☆ ☆ ☆ ☆ ☆

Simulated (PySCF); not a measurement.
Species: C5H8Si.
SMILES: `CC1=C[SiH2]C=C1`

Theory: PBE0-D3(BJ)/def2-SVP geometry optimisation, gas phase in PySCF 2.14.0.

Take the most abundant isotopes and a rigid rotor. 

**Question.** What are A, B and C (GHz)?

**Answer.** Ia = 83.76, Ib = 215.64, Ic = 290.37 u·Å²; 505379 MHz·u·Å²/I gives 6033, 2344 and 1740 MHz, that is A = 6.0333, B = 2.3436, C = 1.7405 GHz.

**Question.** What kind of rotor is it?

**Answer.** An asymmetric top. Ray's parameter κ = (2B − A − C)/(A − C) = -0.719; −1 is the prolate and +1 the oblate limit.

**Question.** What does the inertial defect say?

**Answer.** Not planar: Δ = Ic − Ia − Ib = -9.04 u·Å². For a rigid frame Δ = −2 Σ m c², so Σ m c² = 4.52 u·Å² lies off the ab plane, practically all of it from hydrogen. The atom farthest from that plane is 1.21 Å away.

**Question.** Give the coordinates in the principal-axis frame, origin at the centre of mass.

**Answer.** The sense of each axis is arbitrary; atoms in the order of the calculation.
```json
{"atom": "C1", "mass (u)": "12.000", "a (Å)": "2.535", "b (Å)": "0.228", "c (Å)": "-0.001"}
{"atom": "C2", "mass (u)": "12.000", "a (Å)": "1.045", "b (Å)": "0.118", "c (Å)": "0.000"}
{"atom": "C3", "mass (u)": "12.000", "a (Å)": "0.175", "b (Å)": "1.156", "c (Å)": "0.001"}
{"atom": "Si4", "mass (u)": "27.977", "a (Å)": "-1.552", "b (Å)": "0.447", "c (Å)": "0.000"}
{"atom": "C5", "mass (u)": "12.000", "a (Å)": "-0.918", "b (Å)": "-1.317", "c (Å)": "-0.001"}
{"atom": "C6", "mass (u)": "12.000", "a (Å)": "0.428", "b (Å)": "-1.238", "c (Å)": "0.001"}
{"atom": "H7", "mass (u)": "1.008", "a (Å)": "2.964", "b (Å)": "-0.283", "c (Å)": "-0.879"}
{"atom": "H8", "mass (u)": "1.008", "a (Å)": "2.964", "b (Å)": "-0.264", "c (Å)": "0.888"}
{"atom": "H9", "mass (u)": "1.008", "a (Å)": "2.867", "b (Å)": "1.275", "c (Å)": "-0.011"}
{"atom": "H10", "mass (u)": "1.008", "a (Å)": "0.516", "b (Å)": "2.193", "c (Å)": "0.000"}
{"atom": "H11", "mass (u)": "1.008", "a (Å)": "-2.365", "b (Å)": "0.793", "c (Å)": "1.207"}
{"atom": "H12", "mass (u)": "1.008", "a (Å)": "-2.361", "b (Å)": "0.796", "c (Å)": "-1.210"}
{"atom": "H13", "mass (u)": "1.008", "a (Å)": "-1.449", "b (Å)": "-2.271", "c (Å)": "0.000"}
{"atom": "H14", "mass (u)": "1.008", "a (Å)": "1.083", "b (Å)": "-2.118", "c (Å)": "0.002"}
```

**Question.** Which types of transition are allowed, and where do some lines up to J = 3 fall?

☆ ☆ ☆ ☆ ☆

§ **WORK TASK**:
From the very first line of the data through the line with "rotor is it?" in it, please reproduce each line exactly and output nothing more.

§ **RESPONSE AREA**:
Simulated (PySCF); not a measurement.
Species: C5H8Si.
SMILES: `CC1=C[SiH2]C=C1`

Theory: PBE0-D3(BJ)/def2-SVP geometry optimisation, gas phase in PySCF 2.14.0.

Take the most abundant isotopes and a rigid rotor. 

**Question.** What are A, B and C (GHz)?

**Answer.** Ia = 83.76, Ib = 215.64, Ic = 290.37 u·Å²; 505379 MHz·u·Å²/I gives 6033, 2344 and 1740 MHz, that is A = 6.0333, B = 2.3436, C = 1.7405 GHz.

**Question.** What kind of rotor is it?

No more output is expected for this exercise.